*** Study material ***

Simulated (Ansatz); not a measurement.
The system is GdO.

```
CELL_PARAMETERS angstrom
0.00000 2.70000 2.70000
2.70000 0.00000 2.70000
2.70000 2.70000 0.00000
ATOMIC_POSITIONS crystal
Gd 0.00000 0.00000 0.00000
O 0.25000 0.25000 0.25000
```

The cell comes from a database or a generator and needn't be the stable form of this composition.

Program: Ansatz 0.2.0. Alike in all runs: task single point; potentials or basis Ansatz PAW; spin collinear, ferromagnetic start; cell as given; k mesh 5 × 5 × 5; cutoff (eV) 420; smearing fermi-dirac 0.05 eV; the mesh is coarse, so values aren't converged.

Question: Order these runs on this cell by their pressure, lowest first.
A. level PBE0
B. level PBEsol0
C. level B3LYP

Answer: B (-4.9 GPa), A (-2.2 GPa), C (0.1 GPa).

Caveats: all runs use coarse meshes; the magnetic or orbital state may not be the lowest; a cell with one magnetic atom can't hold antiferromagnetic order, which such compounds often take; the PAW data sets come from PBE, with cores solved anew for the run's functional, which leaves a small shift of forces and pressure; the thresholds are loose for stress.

***

> [Brief] Each line of the records, from the opening one through the line holding "Answer: B (-4.9", should be restated word for word, with nothing else in the answer.

> [Worked solution]
Simulated (Ansatz); not a measurement.
The system is GdO.

```
CELL_PARAMETERS angstrom
0.00000 2.70000 2.70000
2.70000 0.00000 2.70000
2.70000 2.70000 0.00000
ATOMIC_POSITIONS crystal
Gd 0.00000 0.00000 0.00000
O 0.25000 0.25000 0.25000
```

The cell comes from a database or a generator and needn't be the stable form of this composition.

Program: Ansatz 0.2.0. Alike in all runs: task single point; potentials or basis Ansatz PAW; spin collinear, ferromagnetic start; cell as given; k mesh 5 × 5 × 5; cutoff (eV) 420; smearing fermi-dirac 0.05 eV; the mesh is coarse, so values aren't converged.

Question: Order these runs on this cell by their pressure, lowest first.
A. level PBE0
B. level PBEsol0
C. level B3LYP

Answer: B (-4.9 GPa), A (-2.2 GPa), C (0.1 GPa).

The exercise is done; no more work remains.